» **Work item**: Make an exact copy of every record that follows.

» **Provided information**:
·····

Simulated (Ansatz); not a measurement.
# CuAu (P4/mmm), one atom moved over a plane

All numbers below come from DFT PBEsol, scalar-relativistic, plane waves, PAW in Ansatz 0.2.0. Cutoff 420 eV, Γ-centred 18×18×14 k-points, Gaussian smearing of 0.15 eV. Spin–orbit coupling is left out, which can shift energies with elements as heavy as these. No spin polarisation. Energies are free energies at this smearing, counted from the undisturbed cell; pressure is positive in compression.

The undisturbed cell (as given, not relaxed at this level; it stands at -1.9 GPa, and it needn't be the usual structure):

·····

» **Answer section**:
Simulated (Ansatz); not a measurement.
# CuAu (P4/mmm), one atom moved over a plane

All numbers below come from DFT PBEsol, scalar-relativistic, plane waves, PAW in Ansatz 0.2.0. Cutoff 420 eV, Γ-centred 18×18×14 k-points, Gaussian smearing of 0.15 eV. Spin–orbit coupling is left out, which can shift energies with elements as heavy as these. No spin polarisation. Energies are free energies at this smearing, counted from the undisturbed cell; pressure is positive in compression.

The undisturbed cell (as given, not relaxed at this level; it stands at -1.9 GPa, and it needn't be the usual structure):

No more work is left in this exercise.